(Beginning of Recorded information)

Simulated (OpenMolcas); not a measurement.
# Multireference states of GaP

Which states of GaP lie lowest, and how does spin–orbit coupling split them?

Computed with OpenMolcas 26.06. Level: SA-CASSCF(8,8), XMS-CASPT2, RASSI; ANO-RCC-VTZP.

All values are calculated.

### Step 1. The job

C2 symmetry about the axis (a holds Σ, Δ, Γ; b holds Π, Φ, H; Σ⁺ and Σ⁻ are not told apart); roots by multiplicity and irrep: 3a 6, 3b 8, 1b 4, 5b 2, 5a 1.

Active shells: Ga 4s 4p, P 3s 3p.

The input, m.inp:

(End of Recorded information)

**Work order**
Write out exactly the lines between the start of the entries and the line containing "Active shells: Ga 4s 4p, P 3s 3p.", including that line and the first one.

**Your solution**
Simulated (OpenMolcas); not a measurement.
# Multireference states of GaP

Which states of GaP lie lowest, and how does spin–orbit coupling split them?

Computed with OpenMolcas 26.06. Level: SA-CASSCF(8,8), XMS-CASPT2, RASSI; ANO-RCC-VTZP.

All values are calculated.

### Step 1. The job

C2 symmetry about the axis (a holds Σ, Δ, Γ; b holds Π, Φ, H; Σ⁺ and Σ⁻ are not told apart); roots by multiplicity and irrep: 3a 6, 3b 8, 1b 4, 5b 2, 5a 1.

Active shells: Ga 4s 4p, P 3s 3p.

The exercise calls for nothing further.